Task item - Instruction for the entries that follow: retype exactly the lines from the line with "width 0.02 eV" to the line with "Task: How long", both included, and omit all others.

Recorded data -
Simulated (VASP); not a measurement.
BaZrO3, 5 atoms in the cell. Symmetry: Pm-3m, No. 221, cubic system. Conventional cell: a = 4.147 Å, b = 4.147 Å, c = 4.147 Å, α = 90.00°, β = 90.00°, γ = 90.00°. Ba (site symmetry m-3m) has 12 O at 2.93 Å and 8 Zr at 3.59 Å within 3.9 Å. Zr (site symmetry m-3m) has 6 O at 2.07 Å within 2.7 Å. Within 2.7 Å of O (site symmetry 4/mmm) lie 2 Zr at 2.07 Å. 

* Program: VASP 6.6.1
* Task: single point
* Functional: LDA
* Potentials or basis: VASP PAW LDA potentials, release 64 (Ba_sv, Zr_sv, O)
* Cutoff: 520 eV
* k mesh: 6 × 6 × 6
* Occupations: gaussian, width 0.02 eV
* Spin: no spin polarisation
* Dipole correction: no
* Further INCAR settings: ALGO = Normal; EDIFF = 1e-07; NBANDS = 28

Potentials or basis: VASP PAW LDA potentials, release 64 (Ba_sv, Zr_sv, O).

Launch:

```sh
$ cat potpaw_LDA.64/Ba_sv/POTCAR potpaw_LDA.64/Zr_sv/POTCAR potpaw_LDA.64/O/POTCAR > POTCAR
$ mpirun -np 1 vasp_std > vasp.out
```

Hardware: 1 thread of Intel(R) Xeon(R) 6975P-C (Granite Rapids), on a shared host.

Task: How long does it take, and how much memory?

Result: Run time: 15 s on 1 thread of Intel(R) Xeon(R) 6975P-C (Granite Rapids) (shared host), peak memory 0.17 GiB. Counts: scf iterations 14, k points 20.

Written answer -
* Occupations: gaussian, width 0.02 eV
* Spin: no spin polarisation
* Dipole correction: no
* Further INCAR settings: ALGO = Normal; EDIFF = 1e-07; NBANDS = 28

Potentials or basis: VASP PAW LDA potentials, release 64 (Ba_sv, Zr_sv, O).

Launch:

```sh
$ cat potpaw_LDA.64/Ba_sv/POTCAR potpaw_LDA.64/Zr_sv/POTCAR potpaw_LDA.64/O/POTCAR > POTCAR
$ mpirun -np 1 vasp_std > vasp.out
```

Hardware: 1 thread of Intel(R) Xeon(R) 6975P-C (Granite Rapids), on a shared host.

Task: How long does it take, and how much memory?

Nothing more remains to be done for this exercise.